● INFORMATION GIVEN:
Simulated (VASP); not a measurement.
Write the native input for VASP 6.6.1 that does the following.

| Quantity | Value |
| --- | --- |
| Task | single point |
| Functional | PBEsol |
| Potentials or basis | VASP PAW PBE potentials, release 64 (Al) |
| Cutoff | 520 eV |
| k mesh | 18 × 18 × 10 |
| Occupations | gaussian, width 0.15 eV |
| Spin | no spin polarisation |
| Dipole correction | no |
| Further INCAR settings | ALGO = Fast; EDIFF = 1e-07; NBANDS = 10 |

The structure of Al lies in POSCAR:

● WORK TASK:
Please return every entry exactly as it appears.

● EXERCISE OUTPUT:
Simulated (VASP); not a measurement.
Write the native input for VASP 6.6.1 that does the following.

| Quantity | Value |
| --- | --- |
| Task | single point |
| Functional | PBEsol |
| Potentials or basis | VASP PAW PBE potentials, release 64 (Al) |
| Cutoff | 520 eV |
| k mesh | 18 × 18 × 10 |
| Occupations | gaussian, width 0.15 eV |
| Spin | no spin polarisation |
| Dipole correction | no |
| Further INCAR settings | ALGO = Fast; EDIFF = 1e-07; NBANDS = 10 |

The structure of Al lies in POSCAR:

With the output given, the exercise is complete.